MATERIAL SHOWN »
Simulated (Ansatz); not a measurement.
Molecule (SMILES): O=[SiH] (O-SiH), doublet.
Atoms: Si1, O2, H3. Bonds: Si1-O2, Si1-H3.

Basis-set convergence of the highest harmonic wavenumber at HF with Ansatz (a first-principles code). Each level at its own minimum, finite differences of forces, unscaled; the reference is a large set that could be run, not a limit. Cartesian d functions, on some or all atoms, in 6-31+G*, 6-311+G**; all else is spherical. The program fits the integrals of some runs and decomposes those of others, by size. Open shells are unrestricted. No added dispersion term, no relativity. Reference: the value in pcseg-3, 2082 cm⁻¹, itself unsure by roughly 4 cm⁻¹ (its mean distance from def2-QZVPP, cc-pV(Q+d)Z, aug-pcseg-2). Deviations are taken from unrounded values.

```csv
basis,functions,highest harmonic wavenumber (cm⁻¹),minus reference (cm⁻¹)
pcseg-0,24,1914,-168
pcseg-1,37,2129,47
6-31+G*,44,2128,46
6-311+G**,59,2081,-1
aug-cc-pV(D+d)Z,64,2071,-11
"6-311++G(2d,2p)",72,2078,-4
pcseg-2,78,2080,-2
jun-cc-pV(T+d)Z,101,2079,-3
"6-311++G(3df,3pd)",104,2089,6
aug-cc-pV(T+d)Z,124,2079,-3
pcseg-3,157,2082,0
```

ASSIGNED TASK » Repeat every line of the records above exactly.

REPLY »
Simulated (Ansatz); not a measurement.
Molecule (SMILES): O=[SiH] (O-SiH), doublet.
Atoms: Si1, O2, H3. Bonds: Si1-O2, Si1-H3.

Basis-set convergence of the highest harmonic wavenumber at HF with Ansatz (a first-principles code). Each level at its own minimum, finite differences of forces, unscaled; the reference is a large set that could be run, not a limit. Cartesian d functions, on some or all atoms, in 6-31+G*, 6-311+G**; all else is spherical. The program fits the integrals of some runs and decomposes those of others, by size. Open shells are unrestricted. No added dispersion term, no relativity. Reference: the value in pcseg-3, 2082 cm⁻¹, itself unsure by roughly 4 cm⁻¹ (its mean distance from def2-QZVPP, cc-pV(Q+d)Z, aug-pcseg-2). Deviations are taken from unrounded values.

```csv
basis,functions,highest harmonic wavenumber (cm⁻¹),minus reference (cm⁻¹)
pcseg-0,24,1914,-168
pcseg-1,37,2129,47
6-31+G*,44,2128,46
6-311+G**,59,2081,-1
aug-cc-pV(D+d)Z,64,2071,-11
"6-311++G(2d,2p)",72,2078,-4
pcseg-2,78,2080,-2
jun-cc-pV(T+d)Z,101,2079,-3
"6-311++G(3df,3pd)",104,2089,6
aug-cc-pV(T+d)Z,124,2079,-3
pcseg-3,157,2082,0
```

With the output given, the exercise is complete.